*Activity:* Set down word for word the lines that begin the entries and run through the line containing "- system: Ho²⁺, configuration". Give nothing further.

=== Provided records ===

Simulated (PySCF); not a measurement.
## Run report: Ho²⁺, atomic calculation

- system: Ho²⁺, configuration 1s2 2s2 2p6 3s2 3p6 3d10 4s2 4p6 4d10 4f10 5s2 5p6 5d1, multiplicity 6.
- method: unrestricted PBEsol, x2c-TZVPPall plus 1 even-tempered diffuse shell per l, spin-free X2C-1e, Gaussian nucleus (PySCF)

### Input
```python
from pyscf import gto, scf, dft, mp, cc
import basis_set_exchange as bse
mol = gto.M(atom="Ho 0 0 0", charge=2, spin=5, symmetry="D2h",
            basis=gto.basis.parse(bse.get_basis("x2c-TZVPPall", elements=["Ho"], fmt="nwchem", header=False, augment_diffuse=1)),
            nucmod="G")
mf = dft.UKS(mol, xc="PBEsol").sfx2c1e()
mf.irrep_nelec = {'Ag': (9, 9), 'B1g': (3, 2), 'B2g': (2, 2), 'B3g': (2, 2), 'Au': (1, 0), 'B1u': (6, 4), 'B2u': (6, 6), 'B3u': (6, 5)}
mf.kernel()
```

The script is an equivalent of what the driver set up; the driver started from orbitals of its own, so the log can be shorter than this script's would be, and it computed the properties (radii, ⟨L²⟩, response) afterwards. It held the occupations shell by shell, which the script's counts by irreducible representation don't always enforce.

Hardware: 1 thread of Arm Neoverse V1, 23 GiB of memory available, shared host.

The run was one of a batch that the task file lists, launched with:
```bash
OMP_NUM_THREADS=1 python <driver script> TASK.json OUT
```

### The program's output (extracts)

===

*Response box:*
Simulated (PySCF); not a measurement.
## Run report: Ho²⁺, atomic calculation

- system: Ho²⁺, configuration 1s2 2s2 2p6 3s2 3p6 3d10 4s2 4p6 4d10 4f10 5s2 5p6 5d1, multiplicity 6.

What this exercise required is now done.